## ACTIVITY:
Reproduce every record exactly as given.

☆ ☆ ☆ ☆ ☆
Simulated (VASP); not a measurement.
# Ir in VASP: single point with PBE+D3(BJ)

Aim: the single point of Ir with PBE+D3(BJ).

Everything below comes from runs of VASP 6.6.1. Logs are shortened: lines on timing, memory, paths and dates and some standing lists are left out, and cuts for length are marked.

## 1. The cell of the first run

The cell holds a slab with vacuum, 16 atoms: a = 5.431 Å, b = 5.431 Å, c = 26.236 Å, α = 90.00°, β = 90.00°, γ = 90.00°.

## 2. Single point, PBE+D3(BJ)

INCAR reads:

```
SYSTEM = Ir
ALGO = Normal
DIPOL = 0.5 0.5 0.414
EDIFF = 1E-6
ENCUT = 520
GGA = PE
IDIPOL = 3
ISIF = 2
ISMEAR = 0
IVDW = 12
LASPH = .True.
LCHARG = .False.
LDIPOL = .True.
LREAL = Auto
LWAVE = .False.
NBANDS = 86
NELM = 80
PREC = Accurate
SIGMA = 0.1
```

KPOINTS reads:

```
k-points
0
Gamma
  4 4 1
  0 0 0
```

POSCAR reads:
☆ ☆ ☆ ☆ ☆

## TASK SOLUTION:
Simulated (VASP); not a measurement.
# Ir in VASP: single point with PBE+D3(BJ)

Aim: the single point of Ir with PBE+D3(BJ).

Everything below comes from runs of VASP 6.6.1. Logs are shortened: lines on timing, memory, paths and dates and some standing lists are left out, and cuts for length are marked.

## 1. The cell of the first run

The cell holds a slab with vacuum, 16 atoms: a = 5.431 Å, b = 5.431 Å, c = 26.236 Å, α = 90.00°, β = 90.00°, γ = 90.00°.

## 2. Single point, PBE+D3(BJ)

INCAR reads:

```
SYSTEM = Ir
ALGO = Normal
DIPOL = 0.5 0.5 0.414
EDIFF = 1E-6
ENCUT = 520
GGA = PE
IDIPOL = 3
ISIF = 2
ISMEAR = 0
IVDW = 12
LASPH = .True.
LCHARG = .False.
LDIPOL = .True.
LREAL = Auto
LWAVE = .False.
NBANDS = 86
NELM = 80
PREC = Accurate
SIGMA = 0.1
```

KPOINTS reads:

```
k-points
0
Gamma
  4 4 1
  0 0 0
```

POSCAR reads:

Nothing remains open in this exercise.